#### Information:
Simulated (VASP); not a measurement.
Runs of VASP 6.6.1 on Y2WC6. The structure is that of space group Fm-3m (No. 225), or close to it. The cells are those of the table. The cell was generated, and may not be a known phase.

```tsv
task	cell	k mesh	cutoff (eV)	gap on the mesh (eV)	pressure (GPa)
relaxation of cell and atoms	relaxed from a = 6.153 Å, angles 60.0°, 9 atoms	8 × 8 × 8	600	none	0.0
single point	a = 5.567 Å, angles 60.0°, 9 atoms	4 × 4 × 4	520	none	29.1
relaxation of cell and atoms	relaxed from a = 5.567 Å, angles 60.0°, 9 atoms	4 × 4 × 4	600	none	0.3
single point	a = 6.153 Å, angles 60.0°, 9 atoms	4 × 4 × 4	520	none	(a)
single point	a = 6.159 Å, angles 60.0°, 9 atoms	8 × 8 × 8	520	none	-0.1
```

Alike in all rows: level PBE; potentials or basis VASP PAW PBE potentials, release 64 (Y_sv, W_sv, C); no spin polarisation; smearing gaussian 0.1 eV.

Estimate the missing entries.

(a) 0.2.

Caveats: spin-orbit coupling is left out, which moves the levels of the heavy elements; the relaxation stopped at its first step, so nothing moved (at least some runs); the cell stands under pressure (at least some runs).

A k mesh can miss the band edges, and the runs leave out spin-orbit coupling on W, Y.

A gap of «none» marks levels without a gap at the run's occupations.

#### Work instruction:
Every entry must be retyped in full, exactly as given.

#### Written reply:
Simulated (VASP); not a measurement.
Runs of VASP 6.6.1 on Y2WC6. The structure is that of space group Fm-3m (No. 225), or close to it. The cells are those of the table. The cell was generated, and may not be a known phase.

```tsv
task	cell	k mesh	cutoff (eV)	gap on the mesh (eV)	pressure (GPa)
relaxation of cell and atoms	relaxed from a = 6.153 Å, angles 60.0°, 9 atoms	8 × 8 × 8	600	none	0.0
single point	a = 5.567 Å, angles 60.0°, 9 atoms	4 × 4 × 4	520	none	29.1
relaxation of cell and atoms	relaxed from a = 5.567 Å, angles 60.0°, 9 atoms	4 × 4 × 4	600	none	0.3
single point	a = 6.153 Å, angles 60.0°, 9 atoms	4 × 4 × 4	520	none	(a)
single point	a = 6.159 Å, angles 60.0°, 9 atoms	8 × 8 × 8	520	none	-0.1
```

Alike in all rows: level PBE; potentials or basis VASP PAW PBE potentials, release 64 (Y_sv, W_sv, C); no spin polarisation; smearing gaussian 0.1 eV.

Estimate the missing entries.

(a) 0.2.

Caveats: spin-orbit coupling is left out, which moves the levels of the heavy elements; the relaxation stopped at its first step, so nothing moved (at least some runs); the cell stands under pressure (at least some runs).

A k mesh can miss the band edges, and the runs leave out spin-orbit coupling on W, Y.

A gap of «none» marks levels without a gap at the run's occupations.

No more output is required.